=== Begin Enclosure ===

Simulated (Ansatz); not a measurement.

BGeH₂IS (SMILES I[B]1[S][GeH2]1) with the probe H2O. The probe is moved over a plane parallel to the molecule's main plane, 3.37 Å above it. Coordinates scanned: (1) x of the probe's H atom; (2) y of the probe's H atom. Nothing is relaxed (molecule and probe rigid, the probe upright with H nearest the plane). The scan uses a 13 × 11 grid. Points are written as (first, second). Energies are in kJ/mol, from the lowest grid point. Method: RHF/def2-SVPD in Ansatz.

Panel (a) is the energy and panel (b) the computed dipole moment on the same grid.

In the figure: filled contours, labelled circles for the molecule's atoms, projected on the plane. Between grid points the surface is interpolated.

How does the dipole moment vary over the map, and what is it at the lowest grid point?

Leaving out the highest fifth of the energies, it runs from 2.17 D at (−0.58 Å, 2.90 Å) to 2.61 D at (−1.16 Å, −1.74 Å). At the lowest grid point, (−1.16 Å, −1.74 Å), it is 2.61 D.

=== End Enclosure ===

**ACTIVITY**
In your answer, print every entry exactly as it appears.

**EXPECTED ANSWER**
Simulated (Ansatz); not a measurement.

BGeH₂IS (SMILES I[B]1[S][GeH2]1) with the probe H2O. The probe is moved over a plane parallel to the molecule's main plane, 3.37 Å above it. Coordinates scanned: (1) x of the probe's H atom; (2) y of the probe's H atom. Nothing is relaxed (molecule and probe rigid, the probe upright with H nearest the plane). The scan uses a 13 × 11 grid. Points are written as (first, second). Energies are in kJ/mol, from the lowest grid point. Method: RHF/def2-SVPD in Ansatz.

Panel (a) is the energy and panel (b) the computed dipole moment on the same grid.

In the figure: filled contours, labelled circles for the molecule's atoms, projected on the plane. Between grid points the surface is interpolated.

How does the dipole moment vary over the map, and what is it at the lowest grid point?

Leaving out the highest fifth of the energies, it runs from 2.17 D at (−0.58 Å, 2.90 Å) to 2.61 D at (−1.16 Å, −1.74 Å). At the lowest grid point, (−1.16 Å, −1.74 Å), it is 2.61 D.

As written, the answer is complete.